<<<<

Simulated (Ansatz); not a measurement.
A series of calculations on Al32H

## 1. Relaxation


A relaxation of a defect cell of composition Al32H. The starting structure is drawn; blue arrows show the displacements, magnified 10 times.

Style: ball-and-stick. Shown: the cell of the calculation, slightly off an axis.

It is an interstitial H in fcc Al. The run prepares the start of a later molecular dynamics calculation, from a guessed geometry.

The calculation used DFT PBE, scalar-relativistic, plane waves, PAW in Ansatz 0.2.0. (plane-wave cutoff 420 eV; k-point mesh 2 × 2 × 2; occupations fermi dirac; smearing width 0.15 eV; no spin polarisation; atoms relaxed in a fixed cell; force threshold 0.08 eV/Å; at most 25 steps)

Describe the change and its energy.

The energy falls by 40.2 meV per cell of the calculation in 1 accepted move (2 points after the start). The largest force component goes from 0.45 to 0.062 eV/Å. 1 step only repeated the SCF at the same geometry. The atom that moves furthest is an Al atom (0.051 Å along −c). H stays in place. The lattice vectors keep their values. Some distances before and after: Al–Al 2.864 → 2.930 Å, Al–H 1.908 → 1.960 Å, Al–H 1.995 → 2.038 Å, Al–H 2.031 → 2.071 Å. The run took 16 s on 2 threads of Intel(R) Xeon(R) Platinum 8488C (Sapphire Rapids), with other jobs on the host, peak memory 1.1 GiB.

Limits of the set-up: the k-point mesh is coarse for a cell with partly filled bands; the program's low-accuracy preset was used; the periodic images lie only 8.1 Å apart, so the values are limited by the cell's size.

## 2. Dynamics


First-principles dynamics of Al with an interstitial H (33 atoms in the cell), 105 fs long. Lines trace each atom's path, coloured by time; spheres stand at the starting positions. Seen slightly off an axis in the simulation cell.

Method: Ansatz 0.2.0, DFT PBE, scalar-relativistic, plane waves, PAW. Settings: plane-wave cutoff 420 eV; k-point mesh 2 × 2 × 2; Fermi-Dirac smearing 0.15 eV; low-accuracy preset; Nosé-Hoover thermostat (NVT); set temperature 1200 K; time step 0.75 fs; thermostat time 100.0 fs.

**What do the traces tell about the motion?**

>>>>

WORK ORDER ▸
From the records above, print only the lines between the one holding "The calculation used" and the one holding "Describe the change and its energy.", inclusive, exactly as they stand.

ANSWER SPACE ▸
The calculation used DFT PBE, scalar-relativistic, plane waves, PAW in Ansatz 0.2.0. (plane-wave cutoff 420 eV; k-point mesh 2 × 2 × 2; occupations fermi dirac; smearing width 0.15 eV; no spin polarisation; atoms relaxed in a fixed cell; force threshold 0.08 eV/Å; at most 25 steps)

Describe the change and its energy.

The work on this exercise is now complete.